## [Action item]
Type out every entry again, character for character.

## [Source information]
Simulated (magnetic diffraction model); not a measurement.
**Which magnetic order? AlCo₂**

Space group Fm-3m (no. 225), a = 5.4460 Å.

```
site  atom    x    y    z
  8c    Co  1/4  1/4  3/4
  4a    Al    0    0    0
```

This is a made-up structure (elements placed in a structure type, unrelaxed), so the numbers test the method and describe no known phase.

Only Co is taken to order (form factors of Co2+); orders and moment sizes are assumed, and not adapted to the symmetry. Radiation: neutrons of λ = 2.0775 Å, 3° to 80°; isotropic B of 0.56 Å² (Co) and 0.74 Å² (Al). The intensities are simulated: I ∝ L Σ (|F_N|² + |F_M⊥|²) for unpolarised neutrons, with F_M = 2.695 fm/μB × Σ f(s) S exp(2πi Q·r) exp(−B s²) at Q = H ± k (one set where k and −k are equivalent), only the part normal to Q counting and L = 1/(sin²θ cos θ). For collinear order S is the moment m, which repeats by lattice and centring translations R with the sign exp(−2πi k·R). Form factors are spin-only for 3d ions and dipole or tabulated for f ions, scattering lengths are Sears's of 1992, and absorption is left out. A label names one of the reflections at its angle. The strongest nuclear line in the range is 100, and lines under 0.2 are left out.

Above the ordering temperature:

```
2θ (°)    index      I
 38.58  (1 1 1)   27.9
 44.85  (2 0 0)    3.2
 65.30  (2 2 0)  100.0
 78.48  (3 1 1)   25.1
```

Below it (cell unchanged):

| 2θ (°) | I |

## [Answer box]
Simulated (magnetic diffraction model); not a measurement.
**Which magnetic order? AlCo₂**

Space group Fm-3m (no. 225), a = 5.4460 Å.

```
site  atom    x    y    z
  8c    Co  1/4  1/4  3/4
  4a    Al    0    0    0
```

This is a made-up structure (elements placed in a structure type, unrelaxed), so the numbers test the method and describe no known phase.

Only Co is taken to order (form factors of Co2+); orders and moment sizes are assumed, and not adapted to the symmetry. Radiation: neutrons of λ = 2.0775 Å, 3° to 80°; isotropic B of 0.56 Å² (Co) and 0.74 Å² (Al). The intensities are simulated: I ∝ L Σ (|F_N|² + |F_M⊥|²) for unpolarised neutrons, with F_M = 2.695 fm/μB × Σ f(s) S exp(2πi Q·r) exp(−B s²) at Q = H ± k (one set where k and −k are equivalent), only the part normal to Q counting and L = 1/(sin²θ cos θ). For collinear order S is the moment m, which repeats by lattice and centring translations R with the sign exp(−2πi k·R). Form factors are spin-only for 3d ions and dipole or tabulated for f ions, scattering lengths are Sears's of 1992, and absorption is left out. A label names one of the reflections at its angle. The strongest nuclear line in the range is 100, and lines under 0.2 are left out.

Above the ordering temperature:

```
2θ (°)    index      I
 38.58  (1 1 1)   27.9
 44.85  (2 0 0)    3.2
 65.30  (2 2 0)  100.0
 78.48  (3 1 1)   25.1
```

Below it (cell unchanged):

| 2θ (°) | I |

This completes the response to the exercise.